___ RECORDS SHOWN

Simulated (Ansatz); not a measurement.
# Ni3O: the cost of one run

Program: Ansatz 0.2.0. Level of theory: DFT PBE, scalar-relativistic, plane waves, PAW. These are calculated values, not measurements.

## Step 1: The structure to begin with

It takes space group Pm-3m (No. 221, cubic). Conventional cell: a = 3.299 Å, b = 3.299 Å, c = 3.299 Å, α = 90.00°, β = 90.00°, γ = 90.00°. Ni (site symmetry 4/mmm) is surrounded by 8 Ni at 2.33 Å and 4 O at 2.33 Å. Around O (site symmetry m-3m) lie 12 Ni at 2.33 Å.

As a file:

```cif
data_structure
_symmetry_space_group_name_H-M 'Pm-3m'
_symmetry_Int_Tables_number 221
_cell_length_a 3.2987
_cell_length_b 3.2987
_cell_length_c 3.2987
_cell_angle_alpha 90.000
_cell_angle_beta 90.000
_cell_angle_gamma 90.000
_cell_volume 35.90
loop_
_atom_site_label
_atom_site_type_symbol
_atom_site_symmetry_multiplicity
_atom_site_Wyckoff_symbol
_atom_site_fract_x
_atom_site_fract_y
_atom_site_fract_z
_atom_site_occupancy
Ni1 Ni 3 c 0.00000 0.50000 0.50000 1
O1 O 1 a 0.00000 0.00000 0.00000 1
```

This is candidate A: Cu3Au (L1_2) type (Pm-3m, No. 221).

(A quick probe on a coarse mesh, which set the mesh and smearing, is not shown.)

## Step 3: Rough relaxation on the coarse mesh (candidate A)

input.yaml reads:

______

• WORK INSTRUCTION:
Set all of the data down again exactly.

• WORKED SOLUTION:
Simulated (Ansatz); not a measurement.
# Ni3O: the cost of one run

Program: Ansatz 0.2.0. Level of theory: DFT PBE, scalar-relativistic, plane waves, PAW. These are calculated values, not measurements.

## Step 1: The structure to begin with

It takes space group Pm-3m (No. 221, cubic). Conventional cell: a = 3.299 Å, b = 3.299 Å, c = 3.299 Å, α = 90.00°, β = 90.00°, γ = 90.00°. Ni (site symmetry 4/mmm) is surrounded by 8 Ni at 2.33 Å and 4 O at 2.33 Å. Around O (site symmetry m-3m) lie 12 Ni at 2.33 Å.

As a file:

```cif
data_structure
_symmetry_space_group_name_H-M 'Pm-3m'
_symmetry_Int_Tables_number 221
_cell_length_a 3.2987
_cell_length_b 3.2987
_cell_length_c 3.2987
_cell_angle_alpha 90.000
_cell_angle_beta 90.000
_cell_angle_gamma 90.000
_cell_volume 35.90
loop_
_atom_site_label
_atom_site_type_symbol
_atom_site_symmetry_multiplicity
_atom_site_Wyckoff_symbol
_atom_site_fract_x
_atom_site_fract_y
_atom_site_fract_z
_atom_site_occupancy
Ni1 Ni 3 c 0.00000 0.50000 0.50000 1
O1 O 1 a 0.00000 0.00000 0.00000 1
```

This is candidate A: Cu3Au (L1_2) type (Pm-3m, No. 221).

(A quick probe on a coarse mesh, which set the mesh and smearing, is not shown.)

## Step 3: Rough relaxation on the coarse mesh (candidate A)

input.yaml reads:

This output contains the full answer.